*Work request*: Transcribe exactly the lines that begin the material and continue through the line containing "Ansatz 0.2.0 |". Leave out whatever follows.

━━━ Data excerpts

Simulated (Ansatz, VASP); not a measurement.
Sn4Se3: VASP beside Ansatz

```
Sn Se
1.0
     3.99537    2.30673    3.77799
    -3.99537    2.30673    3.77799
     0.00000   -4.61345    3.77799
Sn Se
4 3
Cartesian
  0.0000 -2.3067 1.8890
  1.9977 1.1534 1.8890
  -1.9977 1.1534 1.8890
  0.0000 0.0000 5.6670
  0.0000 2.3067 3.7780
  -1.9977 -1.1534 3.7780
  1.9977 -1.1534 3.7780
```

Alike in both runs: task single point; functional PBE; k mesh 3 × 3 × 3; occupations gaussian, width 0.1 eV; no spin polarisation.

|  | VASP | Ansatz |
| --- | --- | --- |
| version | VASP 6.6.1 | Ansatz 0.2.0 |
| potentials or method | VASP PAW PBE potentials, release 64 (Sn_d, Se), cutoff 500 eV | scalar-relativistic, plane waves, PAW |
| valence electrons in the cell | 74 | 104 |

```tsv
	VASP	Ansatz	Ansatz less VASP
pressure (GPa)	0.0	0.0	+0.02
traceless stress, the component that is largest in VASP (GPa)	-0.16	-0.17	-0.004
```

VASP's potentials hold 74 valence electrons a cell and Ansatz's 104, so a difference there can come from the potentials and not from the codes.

━━━━━━

*Written solution*:
Simulated (Ansatz, VASP); not a measurement.
Sn4Se3: VASP beside Ansatz

```
Sn Se
1.0
     3.99537    2.30673    3.77799
    -3.99537    2.30673    3.77799
     0.00000   -4.61345    3.77799
Sn Se
4 3
Cartesian
  0.0000 -2.3067 1.8890
  1.9977 1.1534 1.8890
  -1.9977 1.1534 1.8890
  0.0000 0.0000 5.6670
  0.0000 2.3067 3.7780
  -1.9977 -1.1534 3.7780
  1.9977 -1.1534 3.7780
```

Alike in both runs: task single point; functional PBE; k mesh 3 × 3 × 3; occupations gaussian, width 0.1 eV; no spin polarisation.

|  | VASP | Ansatz |
| --- | --- | --- |
| version | VASP 6.6.1 | Ansatz 0.2.0 |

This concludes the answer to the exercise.